> [DATASET RECORDS]
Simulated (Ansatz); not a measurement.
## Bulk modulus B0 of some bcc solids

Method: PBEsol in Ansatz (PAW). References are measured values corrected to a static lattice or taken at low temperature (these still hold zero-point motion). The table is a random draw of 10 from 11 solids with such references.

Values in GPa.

> [WORK REQUEST]
An exact copy of the data is needed.

> [YOUR SOLUTION]
Simulated (Ansatz); not a measurement.
## Bulk modulus B0 of some bcc solids

Method: PBEsol in Ansatz (PAW). References are measured values corrected to a static lattice or taken at low temperature (these still hold zero-point motion). The table is a random draw of 10 from 11 solids with such references.

Values in GPa.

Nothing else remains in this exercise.